## Material supplied
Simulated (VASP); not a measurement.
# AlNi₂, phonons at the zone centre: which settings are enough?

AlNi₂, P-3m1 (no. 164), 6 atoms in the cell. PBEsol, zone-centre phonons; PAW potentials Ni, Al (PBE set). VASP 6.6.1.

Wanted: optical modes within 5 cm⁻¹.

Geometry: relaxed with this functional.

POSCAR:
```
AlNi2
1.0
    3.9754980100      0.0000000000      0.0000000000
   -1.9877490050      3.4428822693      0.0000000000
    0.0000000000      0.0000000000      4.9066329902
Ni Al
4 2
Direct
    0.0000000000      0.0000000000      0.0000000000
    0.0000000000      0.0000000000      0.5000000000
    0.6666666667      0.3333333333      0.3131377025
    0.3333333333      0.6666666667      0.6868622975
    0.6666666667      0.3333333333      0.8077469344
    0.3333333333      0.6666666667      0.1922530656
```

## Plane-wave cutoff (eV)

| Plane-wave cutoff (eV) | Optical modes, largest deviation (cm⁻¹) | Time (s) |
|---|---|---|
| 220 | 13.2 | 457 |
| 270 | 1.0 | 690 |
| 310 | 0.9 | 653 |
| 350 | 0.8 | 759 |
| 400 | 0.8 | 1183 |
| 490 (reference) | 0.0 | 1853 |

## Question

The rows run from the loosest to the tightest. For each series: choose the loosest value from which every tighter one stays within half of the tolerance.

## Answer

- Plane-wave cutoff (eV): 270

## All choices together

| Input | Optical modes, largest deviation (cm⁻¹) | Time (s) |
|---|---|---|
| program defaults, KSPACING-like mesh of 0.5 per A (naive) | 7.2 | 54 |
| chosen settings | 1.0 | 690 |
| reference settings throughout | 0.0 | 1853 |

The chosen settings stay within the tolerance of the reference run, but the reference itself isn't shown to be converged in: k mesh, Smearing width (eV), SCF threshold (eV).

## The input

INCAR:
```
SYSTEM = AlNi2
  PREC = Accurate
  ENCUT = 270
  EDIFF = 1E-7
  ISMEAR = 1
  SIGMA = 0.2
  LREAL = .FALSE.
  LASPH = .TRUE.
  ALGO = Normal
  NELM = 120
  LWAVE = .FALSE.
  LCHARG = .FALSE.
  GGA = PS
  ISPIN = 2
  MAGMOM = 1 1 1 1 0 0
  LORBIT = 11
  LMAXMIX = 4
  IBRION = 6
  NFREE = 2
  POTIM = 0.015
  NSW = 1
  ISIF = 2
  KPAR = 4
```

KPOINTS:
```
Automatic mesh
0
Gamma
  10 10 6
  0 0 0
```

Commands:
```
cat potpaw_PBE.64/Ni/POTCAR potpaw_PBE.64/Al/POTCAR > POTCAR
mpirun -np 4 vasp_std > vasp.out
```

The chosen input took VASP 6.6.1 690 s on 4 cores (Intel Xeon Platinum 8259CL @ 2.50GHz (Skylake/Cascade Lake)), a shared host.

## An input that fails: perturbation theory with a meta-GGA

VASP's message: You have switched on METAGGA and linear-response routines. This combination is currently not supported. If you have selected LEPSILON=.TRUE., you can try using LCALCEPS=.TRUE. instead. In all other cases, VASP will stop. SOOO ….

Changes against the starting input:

## Assigned task
Within the listing above, extract exactly the lines from the line with "The rows run" to the line with "## All choices together", the two named lines included, and no others.

## Task solution
The rows run from the loosest to the tightest. For each series: choose the loosest value from which every tighter one stays within half of the tolerance.

## Answer

- Plane-wave cutoff (eV): 270

## All choices together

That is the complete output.